### Input data

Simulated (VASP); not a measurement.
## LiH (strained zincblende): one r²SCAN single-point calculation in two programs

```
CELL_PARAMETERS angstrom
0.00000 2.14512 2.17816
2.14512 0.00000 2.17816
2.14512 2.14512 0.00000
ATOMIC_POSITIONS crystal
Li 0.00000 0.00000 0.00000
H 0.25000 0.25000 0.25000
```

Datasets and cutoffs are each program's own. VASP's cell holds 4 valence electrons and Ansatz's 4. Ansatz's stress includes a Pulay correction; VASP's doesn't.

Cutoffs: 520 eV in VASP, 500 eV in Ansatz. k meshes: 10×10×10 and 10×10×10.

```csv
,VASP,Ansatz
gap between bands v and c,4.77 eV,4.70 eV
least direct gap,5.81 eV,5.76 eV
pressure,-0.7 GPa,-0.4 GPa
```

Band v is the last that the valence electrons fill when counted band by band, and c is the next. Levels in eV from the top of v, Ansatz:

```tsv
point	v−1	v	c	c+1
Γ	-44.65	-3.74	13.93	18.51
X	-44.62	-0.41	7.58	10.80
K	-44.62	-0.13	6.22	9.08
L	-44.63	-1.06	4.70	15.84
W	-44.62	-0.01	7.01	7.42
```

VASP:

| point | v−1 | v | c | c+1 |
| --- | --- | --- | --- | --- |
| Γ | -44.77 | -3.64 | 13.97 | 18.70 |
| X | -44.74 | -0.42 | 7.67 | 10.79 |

######

■ Action item:
Every line above from the line with "Datasets and cutoffs" to the line with "13.97 | 18.70 |", inclusive, must be returned exactly; no other line belongs in the reply.

■ Solution:
Datasets and cutoffs are each program's own. VASP's cell holds 4 valence electrons and Ansatz's 4. Ansatz's stress includes a Pulay correction; VASP's doesn't.

Cutoffs: 520 eV in VASP, 500 eV in Ansatz. k meshes: 10×10×10 and 10×10×10.

```csv
,VASP,Ansatz
gap between bands v and c,4.77 eV,4.70 eV
least direct gap,5.81 eV,5.76 eV
pressure,-0.7 GPa,-0.4 GPa
```

Band v is the last that the valence electrons fill when counted band by band, and c is the next. Levels in eV from the top of v, Ansatz:

```tsv
point	v−1	v	c	c+1
Γ	-44.65	-3.74	13.93	18.51
X	-44.62	-0.41	7.58	10.80
K	-44.62	-0.13	6.22	9.08
L	-44.63	-1.06	4.70	15.84
W	-44.62	-0.01	7.01	7.42
```

VASP:

| point | v−1 | v | c | c+1 |
| --- | --- | --- | --- | --- |
| Γ | -44.77 | -3.64 | 13.97 | 18.70 |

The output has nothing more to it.